++++ Supplied material ++++
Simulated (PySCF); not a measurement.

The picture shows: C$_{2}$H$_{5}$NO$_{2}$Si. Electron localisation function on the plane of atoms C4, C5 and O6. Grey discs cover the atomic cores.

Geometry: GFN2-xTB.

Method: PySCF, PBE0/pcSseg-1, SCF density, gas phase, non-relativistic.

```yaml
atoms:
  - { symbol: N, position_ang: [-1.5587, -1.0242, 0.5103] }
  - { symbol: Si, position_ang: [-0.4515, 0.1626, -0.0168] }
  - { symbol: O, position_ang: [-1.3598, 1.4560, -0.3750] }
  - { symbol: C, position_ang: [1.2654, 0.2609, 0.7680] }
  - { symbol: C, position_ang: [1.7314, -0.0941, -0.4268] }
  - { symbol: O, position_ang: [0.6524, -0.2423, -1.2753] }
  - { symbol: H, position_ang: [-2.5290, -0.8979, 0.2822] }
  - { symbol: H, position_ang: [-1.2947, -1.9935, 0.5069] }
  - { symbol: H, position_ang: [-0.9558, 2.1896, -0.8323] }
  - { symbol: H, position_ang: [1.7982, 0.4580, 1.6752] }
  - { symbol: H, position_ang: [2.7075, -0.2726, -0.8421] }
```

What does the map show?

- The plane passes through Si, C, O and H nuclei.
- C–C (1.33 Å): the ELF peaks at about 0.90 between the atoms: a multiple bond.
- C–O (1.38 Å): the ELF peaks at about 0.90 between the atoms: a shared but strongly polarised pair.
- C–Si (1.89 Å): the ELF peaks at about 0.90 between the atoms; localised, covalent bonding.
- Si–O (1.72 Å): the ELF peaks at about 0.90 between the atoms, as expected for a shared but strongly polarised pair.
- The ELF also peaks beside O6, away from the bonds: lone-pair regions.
++++

Required action: Beginning with the first line above, could you copy every line exactly, up to and including the one with "- The plane"?

Exercise solution:
Simulated (PySCF); not a measurement.

The picture shows: C$_{2}$H$_{5}$NO$_{2}$Si. Electron localisation function on the plane of atoms C4, C5 and O6. Grey discs cover the atomic cores.

Geometry: GFN2-xTB.

Method: PySCF, PBE0/pcSseg-1, SCF density, gas phase, non-relativistic.

```yaml
atoms:
  - { symbol: N, position_ang: [-1.5587, -1.0242, 0.5103] }
  - { symbol: Si, position_ang: [-0.4515, 0.1626, -0.0168] }
  - { symbol: O, position_ang: [-1.3598, 1.4560, -0.3750] }
  - { symbol: C, position_ang: [1.2654, 0.2609, 0.7680] }
  - { symbol: C, position_ang: [1.7314, -0.0941, -0.4268] }
  - { symbol: O, position_ang: [0.6524, -0.2423, -1.2753] }
  - { symbol: H, position_ang: [-2.5290, -0.8979, 0.2822] }
  - { symbol: H, position_ang: [-1.2947, -1.9935, 0.5069] }
  - { symbol: H, position_ang: [-0.9558, 2.1896, -0.8323] }
  - { symbol: H, position_ang: [1.7982, 0.4580, 1.6752] }
  - { symbol: H, position_ang: [2.7075, -0.2726, -0.8421] }
```

What does the map show?

- The plane passes through Si, C, O and H nuclei.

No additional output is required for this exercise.